→ PROVIDED MATERIAL:
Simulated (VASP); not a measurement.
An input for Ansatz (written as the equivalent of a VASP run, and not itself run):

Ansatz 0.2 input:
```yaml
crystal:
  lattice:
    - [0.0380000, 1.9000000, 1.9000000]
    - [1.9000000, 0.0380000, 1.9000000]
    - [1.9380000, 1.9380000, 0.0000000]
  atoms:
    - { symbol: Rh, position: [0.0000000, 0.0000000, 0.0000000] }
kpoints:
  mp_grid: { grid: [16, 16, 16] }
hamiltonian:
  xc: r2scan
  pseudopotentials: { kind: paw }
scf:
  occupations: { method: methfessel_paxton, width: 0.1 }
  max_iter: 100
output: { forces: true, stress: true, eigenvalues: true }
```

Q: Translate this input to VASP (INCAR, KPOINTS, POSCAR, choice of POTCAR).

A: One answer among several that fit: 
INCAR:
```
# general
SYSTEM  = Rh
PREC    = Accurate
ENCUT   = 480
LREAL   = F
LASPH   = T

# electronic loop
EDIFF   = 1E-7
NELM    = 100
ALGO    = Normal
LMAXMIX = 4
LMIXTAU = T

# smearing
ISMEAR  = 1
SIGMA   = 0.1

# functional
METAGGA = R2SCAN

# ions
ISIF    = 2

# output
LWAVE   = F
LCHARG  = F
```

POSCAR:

→ WORK INSTRUCTION: Exactly as they stand, please print the lines from the first line of the records above down to the line that includes "Q: Translate this", both of those included and no others.

→ REPLY:
Simulated (VASP); not a measurement.
An input for Ansatz (written as the equivalent of a VASP run, and not itself run):

Ansatz 0.2 input:
```yaml
crystal:
  lattice:
    - [0.0380000, 1.9000000, 1.9000000]
    - [1.9000000, 0.0380000, 1.9000000]
    - [1.9380000, 1.9380000, 0.0000000]
  atoms:
    - { symbol: Rh, position: [0.0000000, 0.0000000, 0.0000000] }
kpoints:
  mp_grid: { grid: [16, 16, 16] }
hamiltonian:
  xc: r2scan
  pseudopotentials: { kind: paw }
scf:
  occupations: { method: methfessel_paxton, width: 0.1 }
  max_iter: 100
output: { forces: true, stress: true, eigenvalues: true }
```

Q: Translate this input to VASP (INCAR, KPOINTS, POSCAR, choice of POTCAR).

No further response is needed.